### Data supplied:
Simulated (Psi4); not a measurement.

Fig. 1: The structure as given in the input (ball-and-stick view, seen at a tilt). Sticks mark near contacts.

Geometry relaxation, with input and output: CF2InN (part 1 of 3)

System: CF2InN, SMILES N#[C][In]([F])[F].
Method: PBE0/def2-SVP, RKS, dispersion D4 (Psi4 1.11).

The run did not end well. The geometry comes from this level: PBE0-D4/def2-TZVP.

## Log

### Brief:
Beginning at the first line of the records, give again each line exactly as written, ending with the line that contains "The run did".

### Answer section:
Simulated (Psi4); not a measurement.

Fig. 1: The structure as given in the input (ball-and-stick view, seen at a tilt). Sticks mark near contacts.

Geometry relaxation, with input and output: CF2InN (part 1 of 3)

System: CF2InN, SMILES N#[C][In]([F])[F].
Method: PBE0/def2-SVP, RKS, dispersion D4 (Psi4 1.11).

The run did not end well. The geometry comes from this level: PBE0-D4/def2-TZVP.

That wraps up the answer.